■ **REQUIRED ACTION**:
Reproduce the listing below exactly, from its first line down to and including the line with "Predict the outcome of the changed run.".

======== DATA EXTRACT ========

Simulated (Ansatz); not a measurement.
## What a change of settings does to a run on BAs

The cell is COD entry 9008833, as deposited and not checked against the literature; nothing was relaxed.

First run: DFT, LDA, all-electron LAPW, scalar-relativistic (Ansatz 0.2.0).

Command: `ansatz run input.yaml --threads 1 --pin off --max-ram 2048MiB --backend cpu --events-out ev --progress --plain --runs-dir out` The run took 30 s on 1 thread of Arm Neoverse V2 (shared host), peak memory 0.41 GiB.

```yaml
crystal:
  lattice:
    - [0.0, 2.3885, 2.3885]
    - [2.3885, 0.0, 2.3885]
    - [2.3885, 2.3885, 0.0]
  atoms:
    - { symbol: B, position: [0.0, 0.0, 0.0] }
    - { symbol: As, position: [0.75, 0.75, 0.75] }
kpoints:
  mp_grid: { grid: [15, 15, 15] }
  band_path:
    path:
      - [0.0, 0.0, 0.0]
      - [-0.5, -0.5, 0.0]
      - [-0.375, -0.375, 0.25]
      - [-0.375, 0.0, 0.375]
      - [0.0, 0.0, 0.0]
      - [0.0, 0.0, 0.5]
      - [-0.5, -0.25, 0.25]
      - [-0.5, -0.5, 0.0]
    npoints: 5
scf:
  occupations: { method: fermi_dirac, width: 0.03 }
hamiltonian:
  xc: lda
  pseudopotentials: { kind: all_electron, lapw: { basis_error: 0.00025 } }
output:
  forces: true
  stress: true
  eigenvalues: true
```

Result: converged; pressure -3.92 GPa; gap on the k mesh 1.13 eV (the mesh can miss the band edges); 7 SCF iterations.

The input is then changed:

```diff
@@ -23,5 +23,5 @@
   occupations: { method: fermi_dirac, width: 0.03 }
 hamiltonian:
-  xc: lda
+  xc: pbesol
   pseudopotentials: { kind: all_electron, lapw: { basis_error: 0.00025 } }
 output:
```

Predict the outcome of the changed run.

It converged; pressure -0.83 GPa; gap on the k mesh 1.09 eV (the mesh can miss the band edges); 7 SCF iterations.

========

■ **WRITTEN ANSWER**:
Simulated (Ansatz); not a measurement.
## What a change of settings does to a run on BAs

The cell is COD entry 9008833, as deposited and not checked against the literature; nothing was relaxed.

First run: DFT, LDA, all-electron LAPW, scalar-relativistic (Ansatz 0.2.0).

Command: `ansatz run input.yaml --threads 1 --pin off --max-ram 2048MiB --backend cpu --events-out ev --progress --plain --runs-dir out` The run took 30 s on 1 thread of Arm Neoverse V2 (shared host), peak memory 0.41 GiB.

```yaml
crystal:
  lattice:
    - [0.0, 2.3885, 2.3885]
    - [2.3885, 0.0, 2.3885]
    - [2.3885, 2.3885, 0.0]
  atoms:
    - { symbol: B, position: [0.0, 0.0, 0.0] }
    - { symbol: As, position: [0.75, 0.75, 0.75] }
kpoints:
  mp_grid: { grid: [15, 15, 15] }
  band_path:
    path:
      - [0.0, 0.0, 0.0]
      - [-0.5, -0.5, 0.0]
      - [-0.375, -0.375, 0.25]
      - [-0.375, 0.0, 0.375]
      - [0.0, 0.0, 0.0]
      - [0.0, 0.0, 0.5]
      - [-0.5, -0.25, 0.25]
      - [-0.5, -0.5, 0.0]
    npoints: 5
scf:
  occupations: { method: fermi_dirac, width: 0.03 }
hamiltonian:
  xc: lda
  pseudopotentials: { kind: all_electron, lapw: { basis_error: 0.00025 } }
output:
  forces: true
  stress: true
  eigenvalues: true
```

Result: converged; pressure -3.92 GPa; gap on the k mesh 1.13 eV (the mesh can miss the band edges); 7 SCF iterations.

The input is then changed:

```diff
@@ -23,5 +23,5 @@
   occupations: { method: fermi_dirac, width: 0.03 }
 hamiltonian:
-  xc: lda
+  xc: pbesol
   pseudopotentials: { kind: all_electron, lapw: { basis_error: 0.00025 } }
 output:
```

Predict the outcome of the changed run.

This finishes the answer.